## DATA EXTRACT:
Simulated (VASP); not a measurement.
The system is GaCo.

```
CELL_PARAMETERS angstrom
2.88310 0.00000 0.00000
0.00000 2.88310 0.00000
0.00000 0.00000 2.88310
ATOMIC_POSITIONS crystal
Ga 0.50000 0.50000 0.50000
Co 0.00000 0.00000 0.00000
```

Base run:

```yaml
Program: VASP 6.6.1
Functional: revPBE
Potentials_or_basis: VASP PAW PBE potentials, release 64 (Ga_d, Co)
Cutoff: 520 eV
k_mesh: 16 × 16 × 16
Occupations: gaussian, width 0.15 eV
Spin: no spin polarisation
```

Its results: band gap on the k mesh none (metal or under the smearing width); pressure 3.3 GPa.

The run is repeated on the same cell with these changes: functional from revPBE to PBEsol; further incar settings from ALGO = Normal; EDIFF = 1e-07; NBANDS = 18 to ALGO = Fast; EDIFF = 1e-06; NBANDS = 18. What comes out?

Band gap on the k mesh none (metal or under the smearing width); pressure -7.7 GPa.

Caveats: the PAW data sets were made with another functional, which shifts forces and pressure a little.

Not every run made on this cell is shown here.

## WORK ORDER:
Reproduce, exactly and without additions, the run of lines from the start of the listing above to the line bearing "Caveats: the PAW", inclusive.

## EXERCISE ANSWER:
Simulated (VASP); not a measurement.
The system is GaCo.

```
CELL_PARAMETERS angstrom
2.88310 0.00000 0.00000
0.00000 2.88310 0.00000
0.00000 0.00000 2.88310
ATOMIC_POSITIONS crystal
Ga 0.50000 0.50000 0.50000
Co 0.00000 0.00000 0.00000
```

Base run:

```yaml
Program: VASP 6.6.1
Functional: revPBE
Potentials_or_basis: VASP PAW PBE potentials, release 64 (Ga_d, Co)
Cutoff: 520 eV
k_mesh: 16 × 16 × 16
Occupations: gaussian, width 0.15 eV
Spin: no spin polarisation
```

Its results: band gap on the k mesh none (metal or under the smearing width); pressure 3.3 GPa.

The run is repeated on the same cell with these changes: functional from revPBE to PBEsol; further incar settings from ALGO = Normal; EDIFF = 1e-07; NBANDS = 18 to ALGO = Fast; EDIFF = 1e-06; NBANDS = 18. What comes out?

Band gap on the k mesh none (metal or under the smearing width); pressure -7.7 GPa.

Caveats: the PAW data sets were made with another functional, which shifts forces and pressure a little.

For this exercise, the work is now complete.